----- Entries provided

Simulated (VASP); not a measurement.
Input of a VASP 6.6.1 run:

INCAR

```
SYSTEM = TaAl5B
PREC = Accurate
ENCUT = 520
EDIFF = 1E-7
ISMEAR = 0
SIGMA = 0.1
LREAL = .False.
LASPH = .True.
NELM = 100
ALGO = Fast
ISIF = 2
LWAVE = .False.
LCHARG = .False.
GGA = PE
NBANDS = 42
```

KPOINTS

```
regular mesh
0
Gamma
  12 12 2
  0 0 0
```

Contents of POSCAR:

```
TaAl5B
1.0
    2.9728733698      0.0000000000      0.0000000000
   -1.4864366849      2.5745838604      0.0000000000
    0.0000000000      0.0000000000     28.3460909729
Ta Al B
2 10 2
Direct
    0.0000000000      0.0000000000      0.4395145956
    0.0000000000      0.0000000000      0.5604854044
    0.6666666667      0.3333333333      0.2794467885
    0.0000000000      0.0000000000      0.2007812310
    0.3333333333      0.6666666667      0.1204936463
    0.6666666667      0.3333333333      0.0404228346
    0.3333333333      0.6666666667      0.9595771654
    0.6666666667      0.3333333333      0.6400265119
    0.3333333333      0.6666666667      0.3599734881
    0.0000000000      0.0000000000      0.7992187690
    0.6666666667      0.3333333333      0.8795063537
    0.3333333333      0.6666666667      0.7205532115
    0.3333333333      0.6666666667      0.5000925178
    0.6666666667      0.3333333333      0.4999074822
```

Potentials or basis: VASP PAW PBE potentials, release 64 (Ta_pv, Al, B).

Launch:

----------

● **Brief**: Print the material word for word, with nothing left out.

● **Exercise result**:
Simulated (VASP); not a measurement.
Input of a VASP 6.6.1 run:

INCAR

```
SYSTEM = TaAl5B
PREC = Accurate
ENCUT = 520
EDIFF = 1E-7
ISMEAR = 0
SIGMA = 0.1
LREAL = .False.
LASPH = .True.
NELM = 100
ALGO = Fast
ISIF = 2
LWAVE = .False.
LCHARG = .False.
GGA = PE
NBANDS = 42
```

KPOINTS

```
regular mesh
0
Gamma
  12 12 2
  0 0 0
```

Contents of POSCAR:

```
TaAl5B
1.0
    2.9728733698      0.0000000000      0.0000000000
   -1.4864366849      2.5745838604      0.0000000000
    0.0000000000      0.0000000000     28.3460909729
Ta Al B
2 10 2
Direct
    0.0000000000      0.0000000000      0.4395145956
    0.0000000000      0.0000000000      0.5604854044
    0.6666666667      0.3333333333      0.2794467885
    0.0000000000      0.0000000000      0.2007812310
    0.3333333333      0.6666666667      0.1204936463
    0.6666666667      0.3333333333      0.0404228346
    0.3333333333      0.6666666667      0.9595771654
    0.6666666667      0.3333333333      0.6400265119
    0.3333333333      0.6666666667      0.3599734881
    0.0000000000      0.0000000000      0.7992187690
    0.6666666667      0.3333333333      0.8795063537
    0.3333333333      0.6666666667      0.7205532115
    0.3333333333      0.6666666667      0.5000925178
    0.6666666667      0.3333333333      0.4999074822
```

Potentials or basis: VASP PAW PBE potentials, release 64 (Ta_pv, Al, B).

Launch:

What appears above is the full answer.